> RECORD SET
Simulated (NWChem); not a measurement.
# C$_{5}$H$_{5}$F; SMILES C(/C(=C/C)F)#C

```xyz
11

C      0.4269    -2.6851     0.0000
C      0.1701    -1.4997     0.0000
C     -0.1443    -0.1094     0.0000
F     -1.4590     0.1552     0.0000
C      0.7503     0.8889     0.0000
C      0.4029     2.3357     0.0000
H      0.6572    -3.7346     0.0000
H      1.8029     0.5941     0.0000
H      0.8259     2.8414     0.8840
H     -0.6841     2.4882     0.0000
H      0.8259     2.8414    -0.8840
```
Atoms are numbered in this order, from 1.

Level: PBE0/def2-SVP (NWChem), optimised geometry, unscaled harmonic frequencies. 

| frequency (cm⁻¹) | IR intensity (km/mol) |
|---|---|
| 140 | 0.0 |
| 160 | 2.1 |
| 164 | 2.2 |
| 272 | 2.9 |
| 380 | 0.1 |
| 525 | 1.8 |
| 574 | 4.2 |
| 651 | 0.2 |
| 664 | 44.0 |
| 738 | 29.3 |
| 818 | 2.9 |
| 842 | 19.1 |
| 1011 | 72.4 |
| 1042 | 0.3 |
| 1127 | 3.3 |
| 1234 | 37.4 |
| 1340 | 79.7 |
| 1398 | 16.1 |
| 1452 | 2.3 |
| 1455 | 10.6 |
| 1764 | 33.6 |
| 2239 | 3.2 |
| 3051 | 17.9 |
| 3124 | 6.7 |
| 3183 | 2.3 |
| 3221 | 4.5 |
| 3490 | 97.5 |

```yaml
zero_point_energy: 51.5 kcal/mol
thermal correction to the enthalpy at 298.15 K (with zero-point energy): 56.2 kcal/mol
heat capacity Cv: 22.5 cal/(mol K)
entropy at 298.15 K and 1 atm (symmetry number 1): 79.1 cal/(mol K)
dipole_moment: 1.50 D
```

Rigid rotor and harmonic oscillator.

> ASSIGNMENT
Write out exactly, please, the lines beginning at the start of the material and ending with the line that holds "Atoms are numbered in this order, from 1.", both included.

> ANSWER BOX
Simulated (NWChem); not a measurement.
# C$_{5}$H$_{5}$F; SMILES C(/C(=C/C)F)#C

```xyz
11

C      0.4269    -2.6851     0.0000
C      0.1701    -1.4997     0.0000
C     -0.1443    -0.1094     0.0000
F     -1.4590     0.1552     0.0000
C      0.7503     0.8889     0.0000
C      0.4029     2.3357     0.0000
H      0.6572    -3.7346     0.0000
H      1.8029     0.5941     0.0000
H      0.8259     2.8414     0.8840
H     -0.6841     2.4882     0.0000
H      0.8259     2.8414    -0.8840
```
Atoms are numbered in this order, from 1.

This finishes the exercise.